------
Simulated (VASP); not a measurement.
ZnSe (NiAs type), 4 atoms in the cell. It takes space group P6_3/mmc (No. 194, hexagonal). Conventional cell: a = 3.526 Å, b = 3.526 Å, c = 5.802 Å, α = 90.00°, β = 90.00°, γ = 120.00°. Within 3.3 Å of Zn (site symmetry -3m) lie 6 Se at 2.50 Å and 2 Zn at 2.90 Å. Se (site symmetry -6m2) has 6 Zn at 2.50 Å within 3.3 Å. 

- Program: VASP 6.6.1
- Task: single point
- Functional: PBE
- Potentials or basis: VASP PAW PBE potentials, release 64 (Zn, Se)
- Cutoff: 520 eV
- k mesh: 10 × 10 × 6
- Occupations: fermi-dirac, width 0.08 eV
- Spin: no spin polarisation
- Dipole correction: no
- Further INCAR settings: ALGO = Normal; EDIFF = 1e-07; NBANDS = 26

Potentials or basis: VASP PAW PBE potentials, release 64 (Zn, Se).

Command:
------

:: EXERCISE ::
Write the listing out again in full, exactly as it stands above.

:: RESPONSE ::
Simulated (VASP); not a measurement.
ZnSe (NiAs type), 4 atoms in the cell. It takes space group P6_3/mmc (No. 194, hexagonal). Conventional cell: a = 3.526 Å, b = 3.526 Å, c = 5.802 Å, α = 90.00°, β = 90.00°, γ = 120.00°. Within 3.3 Å of Zn (site symmetry -3m) lie 6 Se at 2.50 Å and 2 Zn at 2.90 Å. Se (site symmetry -6m2) has 6 Zn at 2.50 Å within 3.3 Å. 

- Program: VASP 6.6.1
- Task: single point
- Functional: PBE
- Potentials or basis: VASP PAW PBE potentials, release 64 (Zn, Se)
- Cutoff: 520 eV
- k mesh: 10 × 10 × 6
- Occupations: fermi-dirac, width 0.08 eV
- Spin: no spin polarisation
- Dipole correction: no
- Further INCAR settings: ALGO = Normal; EDIFF = 1e-07; NBANDS = 26

Potentials or basis: VASP PAW PBE potentials, release 64 (Zn, Se).

Command:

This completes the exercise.